#### Listed records
=-=-=
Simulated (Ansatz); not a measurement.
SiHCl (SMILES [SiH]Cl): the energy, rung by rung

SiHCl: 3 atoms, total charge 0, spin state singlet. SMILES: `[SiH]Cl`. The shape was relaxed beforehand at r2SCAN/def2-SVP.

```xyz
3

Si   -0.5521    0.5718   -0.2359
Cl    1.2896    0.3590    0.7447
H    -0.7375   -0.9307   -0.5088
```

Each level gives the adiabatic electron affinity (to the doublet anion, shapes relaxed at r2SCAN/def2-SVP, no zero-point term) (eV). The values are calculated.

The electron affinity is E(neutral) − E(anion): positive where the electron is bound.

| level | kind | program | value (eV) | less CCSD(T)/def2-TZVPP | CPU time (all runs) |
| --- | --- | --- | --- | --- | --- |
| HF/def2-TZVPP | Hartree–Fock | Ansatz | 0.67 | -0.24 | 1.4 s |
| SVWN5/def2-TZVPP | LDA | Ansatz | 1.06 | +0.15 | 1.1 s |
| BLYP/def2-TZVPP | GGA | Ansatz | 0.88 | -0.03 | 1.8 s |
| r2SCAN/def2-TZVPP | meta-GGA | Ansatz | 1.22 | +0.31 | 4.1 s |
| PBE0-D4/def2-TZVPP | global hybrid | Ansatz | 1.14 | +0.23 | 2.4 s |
=-=-=

#### Requirement
Set down the records once more, character for character.

#### Exercise solution
Simulated (Ansatz); not a measurement.
SiHCl (SMILES [SiH]Cl): the energy, rung by rung

SiHCl: 3 atoms, total charge 0, spin state singlet. SMILES: `[SiH]Cl`. The shape was relaxed beforehand at r2SCAN/def2-SVP.

```xyz
3

Si   -0.5521    0.5718   -0.2359
Cl    1.2896    0.3590    0.7447
H    -0.7375   -0.9307   -0.5088
```

Each level gives the adiabatic electron affinity (to the doublet anion, shapes relaxed at r2SCAN/def2-SVP, no zero-point term) (eV). The values are calculated.

The electron affinity is E(neutral) − E(anion): positive where the electron is bound.

| level | kind | program | value (eV) | less CCSD(T)/def2-TZVPP | CPU time (all runs) |
| --- | --- | --- | --- | --- | --- |
| HF/def2-TZVPP | Hartree–Fock | Ansatz | 0.67 | -0.24 | 1.4 s |
| SVWN5/def2-TZVPP | LDA | Ansatz | 1.06 | +0.15 | 1.1 s |
| BLYP/def2-TZVPP | GGA | Ansatz | 0.88 | -0.03 | 1.8 s |
| r2SCAN/def2-TZVPP | meta-GGA | Ansatz | 1.22 | +0.31 | 4.1 s |
| PBE0-D4/def2-TZVPP | global hybrid | Ansatz | 1.14 | +0.23 | 2.4 s |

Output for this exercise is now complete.